• [EXERCISE] Look below for the line holding "- Functional: LDA" and the line holding "How do energy, volume". Transcribe exactly those lines and all lines between them, nothing more.

==================================================

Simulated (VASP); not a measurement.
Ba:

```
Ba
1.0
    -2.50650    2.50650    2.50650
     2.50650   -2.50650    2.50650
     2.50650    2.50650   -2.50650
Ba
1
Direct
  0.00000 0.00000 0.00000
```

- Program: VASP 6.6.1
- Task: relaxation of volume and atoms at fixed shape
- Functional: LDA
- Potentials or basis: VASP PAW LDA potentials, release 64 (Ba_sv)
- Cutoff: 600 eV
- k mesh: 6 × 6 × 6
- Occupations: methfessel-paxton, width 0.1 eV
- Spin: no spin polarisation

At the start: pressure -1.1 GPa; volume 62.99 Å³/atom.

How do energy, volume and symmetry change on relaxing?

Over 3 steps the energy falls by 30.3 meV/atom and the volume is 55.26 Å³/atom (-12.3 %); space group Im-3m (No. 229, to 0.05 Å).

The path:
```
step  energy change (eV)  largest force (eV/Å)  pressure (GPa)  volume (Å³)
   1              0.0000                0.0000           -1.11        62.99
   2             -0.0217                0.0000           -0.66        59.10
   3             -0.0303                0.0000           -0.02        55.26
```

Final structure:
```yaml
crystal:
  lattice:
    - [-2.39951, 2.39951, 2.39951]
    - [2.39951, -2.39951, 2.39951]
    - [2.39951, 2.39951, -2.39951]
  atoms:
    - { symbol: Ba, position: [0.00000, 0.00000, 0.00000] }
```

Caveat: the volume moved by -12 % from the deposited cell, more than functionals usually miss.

==================================================

• [YOUR SOLUTION]
- Functional: LDA
- Potentials or basis: VASP PAW LDA potentials, release 64 (Ba_sv)
- Cutoff: 600 eV
- k mesh: 6 × 6 × 6
- Occupations: methfessel-paxton, width 0.1 eV
- Spin: no spin polarisation

At the start: pressure -1.1 GPa; volume 62.99 Å³/atom.

How do energy, volume and symmetry change on relaxing?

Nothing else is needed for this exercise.